Dataset excerpts
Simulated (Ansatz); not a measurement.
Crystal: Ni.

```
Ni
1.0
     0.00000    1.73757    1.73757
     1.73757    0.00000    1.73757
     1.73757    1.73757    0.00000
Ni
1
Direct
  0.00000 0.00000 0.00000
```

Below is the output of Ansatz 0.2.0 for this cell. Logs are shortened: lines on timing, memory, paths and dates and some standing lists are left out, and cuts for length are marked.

Work task
Line by line, restate the data exactly.

Exercise output
Simulated (Ansatz); not a measurement.
Crystal: Ni.

```
Ni
1.0
     0.00000    1.73757    1.73757
     1.73757    0.00000    1.73757
     1.73757    1.73757    0.00000
Ni
1
Direct
  0.00000 0.00000 0.00000
```

Below is the output of Ansatz 0.2.0 for this cell. Logs are shortened: lines on timing, memory, paths and dates and some standing lists are left out, and cuts for length are marked.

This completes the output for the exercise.